**WORK ORDER:** Retype only the lines at the head of the records, first through the one with "Task: How do", exactly as written.

**DATA PROVIDED:**
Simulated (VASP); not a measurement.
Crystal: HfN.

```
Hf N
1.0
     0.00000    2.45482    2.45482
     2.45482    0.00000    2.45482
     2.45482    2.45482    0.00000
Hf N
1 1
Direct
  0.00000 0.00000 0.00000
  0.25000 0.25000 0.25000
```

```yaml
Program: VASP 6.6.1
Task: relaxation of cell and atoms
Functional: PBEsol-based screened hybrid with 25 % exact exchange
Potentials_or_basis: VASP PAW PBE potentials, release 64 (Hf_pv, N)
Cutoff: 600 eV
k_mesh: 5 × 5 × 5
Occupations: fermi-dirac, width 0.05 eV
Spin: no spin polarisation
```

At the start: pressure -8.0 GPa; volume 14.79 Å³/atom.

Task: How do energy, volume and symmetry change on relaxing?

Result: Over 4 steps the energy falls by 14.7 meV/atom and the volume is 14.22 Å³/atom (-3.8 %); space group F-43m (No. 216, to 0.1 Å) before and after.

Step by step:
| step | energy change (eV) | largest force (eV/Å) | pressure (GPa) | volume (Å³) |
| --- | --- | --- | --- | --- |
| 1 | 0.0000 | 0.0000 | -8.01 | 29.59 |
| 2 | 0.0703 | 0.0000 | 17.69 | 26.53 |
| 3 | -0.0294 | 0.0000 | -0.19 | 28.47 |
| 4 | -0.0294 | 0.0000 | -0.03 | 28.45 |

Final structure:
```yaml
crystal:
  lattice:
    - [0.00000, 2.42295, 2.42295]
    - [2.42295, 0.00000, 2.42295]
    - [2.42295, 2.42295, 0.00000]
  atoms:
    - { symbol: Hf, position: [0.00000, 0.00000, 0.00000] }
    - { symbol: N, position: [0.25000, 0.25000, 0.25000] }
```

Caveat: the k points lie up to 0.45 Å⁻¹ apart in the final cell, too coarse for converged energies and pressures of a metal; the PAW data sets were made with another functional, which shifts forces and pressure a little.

**WORKED SOLUTION:**
Simulated (VASP); not a measurement.
Crystal: HfN.

```
Hf N
1.0
     0.00000    2.45482    2.45482
     2.45482    0.00000    2.45482
     2.45482    2.45482    0.00000
Hf N
1 1
Direct
  0.00000 0.00000 0.00000
  0.25000 0.25000 0.25000
```

```yaml
Program: VASP 6.6.1
Task: relaxation of cell and atoms
Functional: PBEsol-based screened hybrid with 25 % exact exchange
Potentials_or_basis: VASP PAW PBE potentials, release 64 (Hf_pv, N)
Cutoff: 600 eV
k_mesh: 5 × 5 × 5
Occupations: fermi-dirac, width 0.05 eV
Spin: no spin polarisation
```

At the start: pressure -8.0 GPa; volume 14.79 Å³/atom.

Task: How do energy, volume and symmetry change on relaxing?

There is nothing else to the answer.